> LISTED ENTRIES
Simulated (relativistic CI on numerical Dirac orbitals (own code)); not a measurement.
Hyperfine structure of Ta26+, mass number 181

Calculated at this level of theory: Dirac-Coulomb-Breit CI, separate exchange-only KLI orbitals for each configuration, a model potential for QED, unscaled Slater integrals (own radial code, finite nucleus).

> TASK ITEM
Line by line, output the records exactly as given.

> EXERCISE RESULT
Simulated (relativistic CI on numerical Dirac orbitals (own code)); not a measurement.
Hyperfine structure of Ta26+, mass number 181

Calculated at this level of theory: Dirac-Coulomb-Breit CI, separate exchange-only KLI orbitals for each configuration, a model potential for QED, unscaled Slater integrals (own radial code, finite nucleus).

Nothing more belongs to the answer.